WORK ITEM:
The line containing "Program: VASP 6.6.1" marks the end: write out exactly every line from the first line of the data below through that line, and only those.

SUPPLIED DATA:
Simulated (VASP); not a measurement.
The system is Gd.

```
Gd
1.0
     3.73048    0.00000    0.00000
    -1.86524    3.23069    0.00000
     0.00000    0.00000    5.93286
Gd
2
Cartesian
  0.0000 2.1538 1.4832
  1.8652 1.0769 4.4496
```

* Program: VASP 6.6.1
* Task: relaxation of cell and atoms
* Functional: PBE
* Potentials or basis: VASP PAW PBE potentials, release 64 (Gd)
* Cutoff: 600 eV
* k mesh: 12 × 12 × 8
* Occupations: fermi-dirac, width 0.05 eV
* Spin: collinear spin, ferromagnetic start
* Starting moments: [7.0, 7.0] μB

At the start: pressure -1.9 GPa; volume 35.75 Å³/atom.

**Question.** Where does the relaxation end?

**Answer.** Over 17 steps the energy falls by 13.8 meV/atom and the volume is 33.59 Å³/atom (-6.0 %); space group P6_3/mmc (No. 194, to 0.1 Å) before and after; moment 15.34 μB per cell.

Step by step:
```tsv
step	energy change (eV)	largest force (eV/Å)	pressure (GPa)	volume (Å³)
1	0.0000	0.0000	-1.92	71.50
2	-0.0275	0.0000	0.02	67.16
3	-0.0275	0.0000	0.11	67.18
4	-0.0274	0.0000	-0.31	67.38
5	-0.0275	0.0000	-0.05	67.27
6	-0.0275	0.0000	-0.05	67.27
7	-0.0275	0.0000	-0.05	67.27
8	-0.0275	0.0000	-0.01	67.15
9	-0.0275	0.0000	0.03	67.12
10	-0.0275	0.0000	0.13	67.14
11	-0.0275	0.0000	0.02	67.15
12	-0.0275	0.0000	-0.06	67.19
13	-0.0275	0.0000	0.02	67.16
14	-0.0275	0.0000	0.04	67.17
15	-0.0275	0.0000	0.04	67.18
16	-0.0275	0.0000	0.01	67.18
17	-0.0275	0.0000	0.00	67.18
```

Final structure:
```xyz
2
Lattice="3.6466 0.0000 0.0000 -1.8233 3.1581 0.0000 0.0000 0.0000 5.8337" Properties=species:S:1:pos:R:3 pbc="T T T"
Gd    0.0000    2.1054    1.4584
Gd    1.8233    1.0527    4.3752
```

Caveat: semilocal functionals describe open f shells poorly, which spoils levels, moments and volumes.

WRITTEN SOLUTION:
Simulated (VASP); not a measurement.
The system is Gd.

```
Gd
1.0
     3.73048    0.00000    0.00000
    -1.86524    3.23069    0.00000
     0.00000    0.00000    5.93286
Gd
2
Cartesian
  0.0000 2.1538 1.4832
  1.8652 1.0769 4.4496
```

* Program: VASP 6.6.1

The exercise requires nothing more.